# Work task
Transcribe the listing below from its opening line up to and including the line that contains "Computed with the"; reproduce nothing else.

# Extracted records
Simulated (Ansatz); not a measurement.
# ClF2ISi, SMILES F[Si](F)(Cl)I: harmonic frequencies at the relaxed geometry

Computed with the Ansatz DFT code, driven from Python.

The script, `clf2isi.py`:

# Exercise answer
Simulated (Ansatz); not a measurement.
# ClF2ISi, SMILES F[Si](F)(Cl)I: harmonic frequencies at the relaxed geometry

Computed with the Ansatz DFT code, driven from Python.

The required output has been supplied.